** Dataset entries follows **

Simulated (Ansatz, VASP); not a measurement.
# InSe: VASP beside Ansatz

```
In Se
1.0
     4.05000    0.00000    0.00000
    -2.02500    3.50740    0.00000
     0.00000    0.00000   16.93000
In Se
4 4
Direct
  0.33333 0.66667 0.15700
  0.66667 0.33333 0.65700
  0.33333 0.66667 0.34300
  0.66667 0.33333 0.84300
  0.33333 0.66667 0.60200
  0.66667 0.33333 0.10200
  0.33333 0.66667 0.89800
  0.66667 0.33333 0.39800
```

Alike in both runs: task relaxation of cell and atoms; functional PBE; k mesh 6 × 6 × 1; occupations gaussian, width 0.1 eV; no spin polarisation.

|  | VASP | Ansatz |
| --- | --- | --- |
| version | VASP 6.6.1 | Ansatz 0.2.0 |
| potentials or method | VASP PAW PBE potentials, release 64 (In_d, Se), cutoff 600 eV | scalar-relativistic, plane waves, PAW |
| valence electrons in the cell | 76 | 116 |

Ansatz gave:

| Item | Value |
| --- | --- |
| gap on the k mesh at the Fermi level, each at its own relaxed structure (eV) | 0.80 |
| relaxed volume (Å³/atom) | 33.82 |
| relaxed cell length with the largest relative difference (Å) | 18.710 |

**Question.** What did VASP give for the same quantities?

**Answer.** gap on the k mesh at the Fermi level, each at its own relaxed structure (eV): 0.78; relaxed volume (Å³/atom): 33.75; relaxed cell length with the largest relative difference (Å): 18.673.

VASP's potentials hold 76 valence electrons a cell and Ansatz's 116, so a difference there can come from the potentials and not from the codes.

** End of Dataset entries **

From the records above, extract exactly and only the lines that begin at the line with "Alike in both" and stop after the line with "difference (Å): 18.673.".

Written reply >>
Alike in both runs: task relaxation of cell and atoms; functional PBE; k mesh 6 × 6 × 1; occupations gaussian, width 0.1 eV; no spin polarisation.

|  | VASP | Ansatz |
| --- | --- | --- |
| version | VASP 6.6.1 | Ansatz 0.2.0 |
| potentials or method | VASP PAW PBE potentials, release 64 (In_d, Se), cutoff 600 eV | scalar-relativistic, plane waves, PAW |
| valence electrons in the cell | 76 | 116 |

Ansatz gave:

| Item | Value |
| --- | --- |
| gap on the k mesh at the Fermi level, each at its own relaxed structure (eV) | 0.80 |
| relaxed volume (Å³/atom) | 33.82 |
| relaxed cell length with the largest relative difference (Å) | 18.710 |

**Question.** What did VASP give for the same quantities?

**Answer.** gap on the k mesh at the Fermi level, each at its own relaxed structure (eV): 0.78; relaxed volume (Å³/atom): 33.75; relaxed cell length with the largest relative difference (Å): 18.673.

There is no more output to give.